[Work item]
The lines from the start of the records through the one containing "The calculation gave 1.392" are to be transcribed exactly, and nothing else.

** Exercise data follows **

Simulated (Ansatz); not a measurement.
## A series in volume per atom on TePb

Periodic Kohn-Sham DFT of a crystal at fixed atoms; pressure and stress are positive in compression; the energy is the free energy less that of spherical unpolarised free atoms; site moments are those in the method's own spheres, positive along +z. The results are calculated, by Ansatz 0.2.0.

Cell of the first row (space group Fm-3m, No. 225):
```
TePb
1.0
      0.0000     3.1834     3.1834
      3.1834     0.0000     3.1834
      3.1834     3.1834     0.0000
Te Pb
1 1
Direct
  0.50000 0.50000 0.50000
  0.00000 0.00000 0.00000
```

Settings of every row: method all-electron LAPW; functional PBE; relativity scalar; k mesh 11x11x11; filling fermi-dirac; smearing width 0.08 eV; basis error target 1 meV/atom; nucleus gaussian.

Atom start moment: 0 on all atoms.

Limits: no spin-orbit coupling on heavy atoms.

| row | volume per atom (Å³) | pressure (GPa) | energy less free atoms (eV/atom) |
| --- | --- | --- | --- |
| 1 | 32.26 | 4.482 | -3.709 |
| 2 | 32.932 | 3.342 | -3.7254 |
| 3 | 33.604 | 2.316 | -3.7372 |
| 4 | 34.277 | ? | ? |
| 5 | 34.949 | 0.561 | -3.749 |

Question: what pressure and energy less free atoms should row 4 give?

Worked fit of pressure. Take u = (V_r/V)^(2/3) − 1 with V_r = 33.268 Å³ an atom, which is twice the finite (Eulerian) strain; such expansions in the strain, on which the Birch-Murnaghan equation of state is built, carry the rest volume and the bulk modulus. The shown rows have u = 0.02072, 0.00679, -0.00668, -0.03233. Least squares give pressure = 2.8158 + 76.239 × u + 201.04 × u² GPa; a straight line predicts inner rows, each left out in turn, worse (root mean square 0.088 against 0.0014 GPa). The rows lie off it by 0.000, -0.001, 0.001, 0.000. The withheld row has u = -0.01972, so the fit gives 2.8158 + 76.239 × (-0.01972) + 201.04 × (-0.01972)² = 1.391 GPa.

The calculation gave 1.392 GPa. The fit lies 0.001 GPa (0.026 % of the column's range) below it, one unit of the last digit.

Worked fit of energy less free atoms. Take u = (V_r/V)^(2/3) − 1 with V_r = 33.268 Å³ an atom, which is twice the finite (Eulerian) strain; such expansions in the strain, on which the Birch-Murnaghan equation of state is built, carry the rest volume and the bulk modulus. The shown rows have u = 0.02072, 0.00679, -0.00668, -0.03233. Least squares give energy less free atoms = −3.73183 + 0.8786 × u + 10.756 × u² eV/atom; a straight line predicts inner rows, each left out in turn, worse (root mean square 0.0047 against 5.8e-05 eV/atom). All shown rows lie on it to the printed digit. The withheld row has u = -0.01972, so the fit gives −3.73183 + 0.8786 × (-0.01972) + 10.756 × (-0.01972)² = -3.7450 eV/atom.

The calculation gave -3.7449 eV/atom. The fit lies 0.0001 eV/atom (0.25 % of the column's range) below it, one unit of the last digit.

** End of Exercise data **

[Task output]
Simulated (Ansatz); not a measurement.
## A series in volume per atom on TePb

Periodic Kohn-Sham DFT of a crystal at fixed atoms; pressure and stress are positive in compression; the energy is the free energy less that of spherical unpolarised free atoms; site moments are those in the method's own spheres, positive along +z. The results are calculated, by Ansatz 0.2.0.

Cell of the first row (space group Fm-3m, No. 225):
```
TePb
1.0
      0.0000     3.1834     3.1834
      3.1834     0.0000     3.1834
      3.1834     3.1834     0.0000
Te Pb
1 1
Direct
  0.50000 0.50000 0.50000
  0.00000 0.00000 0.00000
```

Settings of every row: method all-electron LAPW; functional PBE; relativity scalar; k mesh 11x11x11; filling fermi-dirac; smearing width 0.08 eV; basis error target 1 meV/atom; nucleus gaussian.

Atom start moment: 0 on all atoms.

Limits: no spin-orbit coupling on heavy atoms.

| row | volume per atom (Å³) | pressure (GPa) | energy less free atoms (eV/atom) |
| --- | --- | --- | --- |
| 1 | 32.26 | 4.482 | -3.709 |
| 2 | 32.932 | 3.342 | -3.7254 |
| 3 | 33.604 | 2.316 | -3.7372 |
| 4 | 34.277 | ? | ? |
| 5 | 34.949 | 0.561 | -3.749 |

Question: what pressure and energy less free atoms should row 4 give?

Worked fit of pressure. Take u = (V_r/V)^(2/3) − 1 with V_r = 33.268 Å³ an atom, which is twice the finite (Eulerian) strain; such expansions in the strain, on which the Birch-Murnaghan equation of state is built, carry the rest volume and the bulk modulus. The shown rows have u = 0.02072, 0.00679, -0.00668, -0.03233. Least squares give pressure = 2.8158 + 76.239 × u + 201.04 × u² GPa; a straight line predicts inner rows, each left out in turn, worse (root mean square 0.088 against 0.0014 GPa). The rows lie off it by 0.000, -0.001, 0.001, 0.000. The withheld row has u = -0.01972, so the fit gives 2.8158 + 76.239 × (-0.01972) + 201.04 × (-0.01972)² = 1.391 GPa.

The calculation gave 1.392 GPa. The fit lies 0.001 GPa (0.026 % of the column's range) below it, one unit of the last digit.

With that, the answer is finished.